● SUPPLIED RECORDS:
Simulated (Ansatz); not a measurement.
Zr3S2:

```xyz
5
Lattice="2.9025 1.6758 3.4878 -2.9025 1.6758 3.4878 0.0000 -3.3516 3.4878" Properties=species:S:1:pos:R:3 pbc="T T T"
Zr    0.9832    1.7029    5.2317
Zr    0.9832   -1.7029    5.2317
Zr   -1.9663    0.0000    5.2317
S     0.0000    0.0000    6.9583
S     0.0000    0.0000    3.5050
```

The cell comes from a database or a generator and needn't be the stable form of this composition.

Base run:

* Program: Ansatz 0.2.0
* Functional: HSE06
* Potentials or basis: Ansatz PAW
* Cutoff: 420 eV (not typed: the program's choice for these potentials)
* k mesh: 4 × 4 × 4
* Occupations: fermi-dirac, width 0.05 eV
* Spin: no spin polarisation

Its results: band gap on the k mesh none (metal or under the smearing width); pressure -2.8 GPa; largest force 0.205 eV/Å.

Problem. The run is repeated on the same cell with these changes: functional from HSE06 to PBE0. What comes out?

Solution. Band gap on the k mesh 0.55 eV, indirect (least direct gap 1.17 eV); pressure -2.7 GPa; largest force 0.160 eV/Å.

● ASSIGNED TASK: Could you retype all of the records above exactly as they appear?

● EXERCISE RESULT:
Simulated (Ansatz); not a measurement.
Zr3S2:

```xyz
5
Lattice="2.9025 1.6758 3.4878 -2.9025 1.6758 3.4878 0.0000 -3.3516 3.4878" Properties=species:S:1:pos:R:3 pbc="T T T"
Zr    0.9832    1.7029    5.2317
Zr    0.9832   -1.7029    5.2317
Zr   -1.9663    0.0000    5.2317
S     0.0000    0.0000    6.9583
S     0.0000    0.0000    3.5050
```

The cell comes from a database or a generator and needn't be the stable form of this composition.

Base run:

* Program: Ansatz 0.2.0
* Functional: HSE06
* Potentials or basis: Ansatz PAW
* Cutoff: 420 eV (not typed: the program's choice for these potentials)
* k mesh: 4 × 4 × 4
* Occupations: fermi-dirac, width 0.05 eV
* Spin: no spin polarisation

Its results: band gap on the k mesh none (metal or under the smearing width); pressure -2.8 GPa; largest force 0.205 eV/Å.

Problem. The run is repeated on the same cell with these changes: functional from HSE06 to PBE0. What comes out?

Solution. Band gap on the k mesh 0.55 eV, indirect (least direct gap 1.17 eV); pressure -2.7 GPa; largest force 0.160 eV/Å.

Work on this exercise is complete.